■ Requirement
Write out, from the entries below, exactly the lines that run between the lines holding "# SiO2 (P6_322) in VASP: notebook" and "## Step 1: The cell of the first run", inclusive, and stop there.

*** Opening Information given ***

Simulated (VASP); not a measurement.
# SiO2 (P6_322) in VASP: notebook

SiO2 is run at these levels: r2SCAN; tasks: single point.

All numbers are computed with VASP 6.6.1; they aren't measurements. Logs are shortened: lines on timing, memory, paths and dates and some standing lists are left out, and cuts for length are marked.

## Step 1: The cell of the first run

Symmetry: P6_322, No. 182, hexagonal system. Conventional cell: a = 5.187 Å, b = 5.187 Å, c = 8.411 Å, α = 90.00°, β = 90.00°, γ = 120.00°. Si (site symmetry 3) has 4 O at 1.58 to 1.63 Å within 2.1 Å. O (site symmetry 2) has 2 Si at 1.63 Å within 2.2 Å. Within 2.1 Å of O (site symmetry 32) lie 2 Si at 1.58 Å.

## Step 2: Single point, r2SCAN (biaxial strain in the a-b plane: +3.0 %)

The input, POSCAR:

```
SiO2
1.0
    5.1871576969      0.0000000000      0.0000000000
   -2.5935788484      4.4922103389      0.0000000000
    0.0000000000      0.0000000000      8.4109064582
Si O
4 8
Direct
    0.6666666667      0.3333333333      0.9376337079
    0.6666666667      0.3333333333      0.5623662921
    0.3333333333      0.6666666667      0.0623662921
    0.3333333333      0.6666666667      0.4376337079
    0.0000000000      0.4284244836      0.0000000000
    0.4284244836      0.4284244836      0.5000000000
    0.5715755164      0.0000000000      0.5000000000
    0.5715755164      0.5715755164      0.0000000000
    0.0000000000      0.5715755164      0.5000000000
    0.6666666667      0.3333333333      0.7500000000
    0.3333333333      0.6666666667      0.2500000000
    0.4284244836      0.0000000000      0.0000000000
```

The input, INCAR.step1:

*** Closing Information given ***

■ Exercise solution
# SiO2 (P6_322) in VASP: notebook

SiO2 is run at these levels: r2SCAN; tasks: single point.

All numbers are computed with VASP 6.6.1; they aren't measurements. Logs are shortened: lines on timing, memory, paths and dates and some standing lists are left out, and cuts for length are marked.

## Step 1: The cell of the first run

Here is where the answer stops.